* * * * *

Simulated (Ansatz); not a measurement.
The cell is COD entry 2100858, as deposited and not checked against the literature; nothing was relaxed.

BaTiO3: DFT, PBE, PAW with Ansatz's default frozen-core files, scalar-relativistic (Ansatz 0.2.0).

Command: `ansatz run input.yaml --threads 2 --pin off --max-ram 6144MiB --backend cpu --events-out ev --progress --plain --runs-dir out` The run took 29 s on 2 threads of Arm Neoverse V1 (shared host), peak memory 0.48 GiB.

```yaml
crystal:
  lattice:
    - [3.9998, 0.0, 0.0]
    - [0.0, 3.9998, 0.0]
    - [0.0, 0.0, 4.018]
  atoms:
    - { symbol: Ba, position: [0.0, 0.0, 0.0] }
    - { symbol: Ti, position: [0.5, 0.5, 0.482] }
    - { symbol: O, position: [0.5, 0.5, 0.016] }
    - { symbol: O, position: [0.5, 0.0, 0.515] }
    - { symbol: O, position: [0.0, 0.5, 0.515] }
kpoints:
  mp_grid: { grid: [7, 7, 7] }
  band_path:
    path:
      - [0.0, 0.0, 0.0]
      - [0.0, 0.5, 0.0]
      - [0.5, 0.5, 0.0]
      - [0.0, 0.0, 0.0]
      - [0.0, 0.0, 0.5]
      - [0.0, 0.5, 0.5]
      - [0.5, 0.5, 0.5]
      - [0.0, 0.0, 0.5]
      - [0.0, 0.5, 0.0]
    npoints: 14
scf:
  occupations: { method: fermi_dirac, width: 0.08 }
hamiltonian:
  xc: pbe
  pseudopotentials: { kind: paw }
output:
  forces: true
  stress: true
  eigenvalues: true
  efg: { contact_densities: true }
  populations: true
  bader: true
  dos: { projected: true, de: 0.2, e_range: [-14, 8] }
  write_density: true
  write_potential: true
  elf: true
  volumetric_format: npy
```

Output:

* * * * *

ASSIGNED TASK: Up to and including the line with "BaTiO3: DFT, PBE, PAW", restate the records above word for word from the very first line.

WRITTEN RESPONSE:
Simulated (Ansatz); not a measurement.
The cell is COD entry 2100858, as deposited and not checked against the literature; nothing was relaxed.

BaTiO3: DFT, PBE, PAW with Ansatz's default frozen-core files, scalar-relativistic (Ansatz 0.2.0).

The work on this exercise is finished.